» REQUIRED ACTION
Return the listing below character for character.

#### DATA ####

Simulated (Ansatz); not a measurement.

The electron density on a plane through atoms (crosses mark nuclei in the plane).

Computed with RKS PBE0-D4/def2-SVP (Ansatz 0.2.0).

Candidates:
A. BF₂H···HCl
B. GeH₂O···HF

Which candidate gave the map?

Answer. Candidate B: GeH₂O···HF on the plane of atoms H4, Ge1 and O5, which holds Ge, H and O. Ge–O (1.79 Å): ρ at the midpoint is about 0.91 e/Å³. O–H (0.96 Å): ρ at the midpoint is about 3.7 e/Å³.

####

» YOUR SOLUTION
Simulated (Ansatz); not a measurement.

The electron density on a plane through atoms (crosses mark nuclei in the plane).

Computed with RKS PBE0-D4/def2-SVP (Ansatz 0.2.0).

Candidates:
A. BF₂H···HCl
B. GeH₂O···HF

Which candidate gave the map?

Answer. Candidate B: GeH₂O···HF on the plane of atoms H4, Ge1 and O5, which holds Ge, H and O. Ge–O (1.79 Å): ρ at the midpoint is about 0.91 e/Å³. O–H (0.96 Å): ρ at the midpoint is about 3.7 e/Å³.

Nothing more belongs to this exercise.